● ● ● ●

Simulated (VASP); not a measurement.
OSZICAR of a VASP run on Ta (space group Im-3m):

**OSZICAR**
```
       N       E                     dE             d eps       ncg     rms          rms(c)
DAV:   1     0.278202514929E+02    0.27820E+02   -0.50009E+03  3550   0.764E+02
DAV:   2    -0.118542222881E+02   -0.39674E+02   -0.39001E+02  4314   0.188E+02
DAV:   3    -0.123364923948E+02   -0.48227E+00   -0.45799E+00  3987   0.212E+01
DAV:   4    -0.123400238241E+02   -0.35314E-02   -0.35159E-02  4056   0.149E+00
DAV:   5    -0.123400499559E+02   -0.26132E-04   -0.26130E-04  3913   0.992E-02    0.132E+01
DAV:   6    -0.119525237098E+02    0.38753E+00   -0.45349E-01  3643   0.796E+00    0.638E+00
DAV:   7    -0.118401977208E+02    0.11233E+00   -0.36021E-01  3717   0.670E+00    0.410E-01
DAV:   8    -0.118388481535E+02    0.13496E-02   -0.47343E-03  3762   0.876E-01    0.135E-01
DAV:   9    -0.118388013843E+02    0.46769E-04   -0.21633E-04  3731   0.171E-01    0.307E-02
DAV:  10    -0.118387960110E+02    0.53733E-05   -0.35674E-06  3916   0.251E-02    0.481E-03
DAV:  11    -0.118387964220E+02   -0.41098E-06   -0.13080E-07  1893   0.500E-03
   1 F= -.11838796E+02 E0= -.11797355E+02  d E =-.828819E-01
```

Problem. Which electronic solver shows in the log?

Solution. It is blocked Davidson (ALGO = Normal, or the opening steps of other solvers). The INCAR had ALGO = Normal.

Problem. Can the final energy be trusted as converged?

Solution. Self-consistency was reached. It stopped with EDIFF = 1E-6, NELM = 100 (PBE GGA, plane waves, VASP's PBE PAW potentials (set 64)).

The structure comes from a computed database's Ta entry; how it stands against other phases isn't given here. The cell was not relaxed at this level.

● ● ● ●

■ **ACTION ITEM**: What is needed is every line from the start of the entries through the line containing "Problem. Can the", returned word for word and nothing else.

■ **SOLUTION**:
Simulated (VASP); not a measurement.
OSZICAR of a VASP run on Ta (space group Im-3m):

**OSZICAR**
```
       N       E                     dE             d eps       ncg     rms          rms(c)
DAV:   1     0.278202514929E+02    0.27820E+02   -0.50009E+03  3550   0.764E+02
DAV:   2    -0.118542222881E+02   -0.39674E+02   -0.39001E+02  4314   0.188E+02
DAV:   3    -0.123364923948E+02   -0.48227E+00   -0.45799E+00  3987   0.212E+01
DAV:   4    -0.123400238241E+02   -0.35314E-02   -0.35159E-02  4056   0.149E+00
DAV:   5    -0.123400499559E+02   -0.26132E-04   -0.26130E-04  3913   0.992E-02    0.132E+01
DAV:   6    -0.119525237098E+02    0.38753E+00   -0.45349E-01  3643   0.796E+00    0.638E+00
DAV:   7    -0.118401977208E+02    0.11233E+00   -0.36021E-01  3717   0.670E+00    0.410E-01
DAV:   8    -0.118388481535E+02    0.13496E-02   -0.47343E-03  3762   0.876E-01    0.135E-01
DAV:   9    -0.118388013843E+02    0.46769E-04   -0.21633E-04  3731   0.171E-01    0.307E-02
DAV:  10    -0.118387960110E+02    0.53733E-05   -0.35674E-06  3916   0.251E-02    0.481E-03
DAV:  11    -0.118387964220E+02   -0.41098E-06   -0.13080E-07  1893   0.500E-03
   1 F= -.11838796E+02 E0= -.11797355E+02  d E =-.828819E-01
```

Problem. Which electronic solver shows in the log?

Solution. It is blocked Davidson (ALGO = Normal, or the opening steps of other solvers). The INCAR had ALGO = Normal.

Problem. Can the final energy be trusted as converged?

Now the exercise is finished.